──────

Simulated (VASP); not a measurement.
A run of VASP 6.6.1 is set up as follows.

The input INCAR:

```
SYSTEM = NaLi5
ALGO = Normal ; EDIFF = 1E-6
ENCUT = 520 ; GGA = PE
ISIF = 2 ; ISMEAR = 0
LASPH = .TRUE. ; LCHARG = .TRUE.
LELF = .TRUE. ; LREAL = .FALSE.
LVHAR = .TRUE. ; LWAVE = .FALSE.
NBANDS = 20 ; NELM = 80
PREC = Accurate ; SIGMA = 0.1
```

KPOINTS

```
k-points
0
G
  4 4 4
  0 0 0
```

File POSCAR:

──────

• REQUIRED ACTION:
The whole set of records needs to be written out exactly.

• EXPECTED ANSWER:
Simulated (VASP); not a measurement.
A run of VASP 6.6.1 is set up as follows.

The input INCAR:

```
SYSTEM = NaLi5
ALGO = Normal ; EDIFF = 1E-6
ENCUT = 520 ; GGA = PE
ISIF = 2 ; ISMEAR = 0
LASPH = .TRUE. ; LCHARG = .TRUE.
LELF = .TRUE. ; LREAL = .FALSE.
LVHAR = .TRUE. ; LWAVE = .FALSE.
NBANDS = 20 ; NELM = 80
PREC = Accurate ; SIGMA = 0.1
```

KPOINTS

```
k-points
0
G
  4 4 4
  0 0 0
```

File POSCAR:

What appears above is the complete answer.